Work order:
Return the listing word for word, as given.

Supplied material:
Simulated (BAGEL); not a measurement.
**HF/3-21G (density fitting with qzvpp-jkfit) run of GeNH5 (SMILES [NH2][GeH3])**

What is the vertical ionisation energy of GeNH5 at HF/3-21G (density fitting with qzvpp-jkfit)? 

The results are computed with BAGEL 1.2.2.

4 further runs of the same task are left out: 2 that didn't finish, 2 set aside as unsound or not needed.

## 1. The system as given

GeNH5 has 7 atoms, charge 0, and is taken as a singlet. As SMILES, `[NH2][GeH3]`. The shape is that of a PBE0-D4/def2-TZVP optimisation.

Problem solution:
Simulated (BAGEL); not a measurement.
**HF/3-21G (density fitting with qzvpp-jkfit) run of GeNH5 (SMILES [NH2][GeH3])**

What is the vertical ionisation energy of GeNH5 at HF/3-21G (density fitting with qzvpp-jkfit)? 

The results are computed with BAGEL 1.2.2.

4 further runs of the same task are left out: 2 that didn't finish, 2 set aside as unsound or not needed.

## 1. The system as given

GeNH5 has 7 atoms, charge 0, and is taken as a singlet. As SMILES, `[NH2][GeH3]`. The shape is that of a PBE0-D4/def2-TZVP optimisation.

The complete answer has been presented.